Recorded data:
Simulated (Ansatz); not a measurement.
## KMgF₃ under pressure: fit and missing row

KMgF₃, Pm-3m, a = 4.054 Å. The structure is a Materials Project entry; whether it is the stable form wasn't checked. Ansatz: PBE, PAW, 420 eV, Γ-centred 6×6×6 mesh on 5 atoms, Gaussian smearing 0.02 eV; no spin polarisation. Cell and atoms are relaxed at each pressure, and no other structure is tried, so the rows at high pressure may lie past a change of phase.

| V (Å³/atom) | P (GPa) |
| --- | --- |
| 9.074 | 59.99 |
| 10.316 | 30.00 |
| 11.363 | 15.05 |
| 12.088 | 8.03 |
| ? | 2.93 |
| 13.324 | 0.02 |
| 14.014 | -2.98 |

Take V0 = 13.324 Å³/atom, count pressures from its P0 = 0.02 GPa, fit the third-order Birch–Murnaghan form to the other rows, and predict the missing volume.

Work instruction: Up to and including the line that holds "14.014 | -2.98 |", reproduce the records above exactly from their first line, and give nothing else.

Problem solution:
Simulated (Ansatz); not a measurement.
## KMgF₃ under pressure: fit and missing row

KMgF₃, Pm-3m, a = 4.054 Å. The structure is a Materials Project entry; whether it is the stable form wasn't checked. Ansatz: PBE, PAW, 420 eV, Γ-centred 6×6×6 mesh on 5 atoms, Gaussian smearing 0.02 eV; no spin polarisation. Cell and atoms are relaxed at each pressure, and no other structure is tried, so the rows at high pressure may lie past a change of phase.

| V (Å³/atom) | P (GPa) |
| --- | --- |
| 9.074 | 59.99 |
| 10.316 | 30.00 |
| 11.363 | 15.05 |
| 12.088 | 8.03 |
| ? | 2.93 |
| 13.324 | 0.02 |
| 14.014 | -2.98 |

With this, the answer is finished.